WORK ORDER:
Write out all entries word for word.

RECORDS PROVIDED:
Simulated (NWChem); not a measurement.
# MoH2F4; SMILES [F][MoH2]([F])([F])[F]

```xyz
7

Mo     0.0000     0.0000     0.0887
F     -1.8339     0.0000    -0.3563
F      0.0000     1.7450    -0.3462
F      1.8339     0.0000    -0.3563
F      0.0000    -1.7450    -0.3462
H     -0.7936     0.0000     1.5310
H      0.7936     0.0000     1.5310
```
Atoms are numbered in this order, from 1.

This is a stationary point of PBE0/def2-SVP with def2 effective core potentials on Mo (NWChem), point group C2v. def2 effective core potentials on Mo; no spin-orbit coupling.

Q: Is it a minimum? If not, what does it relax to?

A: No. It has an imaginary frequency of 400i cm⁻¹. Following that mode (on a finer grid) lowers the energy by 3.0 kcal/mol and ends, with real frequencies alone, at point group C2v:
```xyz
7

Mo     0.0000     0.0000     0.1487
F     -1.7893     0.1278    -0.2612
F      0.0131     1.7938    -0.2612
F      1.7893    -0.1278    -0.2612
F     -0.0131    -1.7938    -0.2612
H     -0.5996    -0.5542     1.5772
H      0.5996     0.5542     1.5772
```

WRITTEN REPLY:
Simulated (NWChem); not a measurement.
# MoH2F4; SMILES [F][MoH2]([F])([F])[F]

```xyz
7

Mo     0.0000     0.0000     0.0887
F     -1.8339     0.0000    -0.3563
F      0.0000     1.7450    -0.3462
F      1.8339     0.0000    -0.3563
F      0.0000    -1.7450    -0.3462
H     -0.7936     0.0000     1.5310
H      0.7936     0.0000     1.5310
```
Atoms are numbered in this order, from 1.

This is a stationary point of PBE0/def2-SVP with def2 effective core potentials on Mo (NWChem), point group C2v. def2 effective core potentials on Mo; no spin-orbit coupling.

Q: Is it a minimum? If not, what does it relax to?

A: No. It has an imaginary frequency of 400i cm⁻¹. Following that mode (on a finer grid) lowers the energy by 3.0 kcal/mol and ends, with real frequencies alone, at point group C2v:
```xyz
7

Mo     0.0000     0.0000     0.1487
F     -1.7893     0.1278    -0.2612
F      0.0131     1.7938    -0.2612
F      1.7893    -0.1278    -0.2612
F     -0.0131    -1.7938    -0.2612
H     -0.5996    -0.5542     1.5772
H      0.5996     0.5542     1.5772
```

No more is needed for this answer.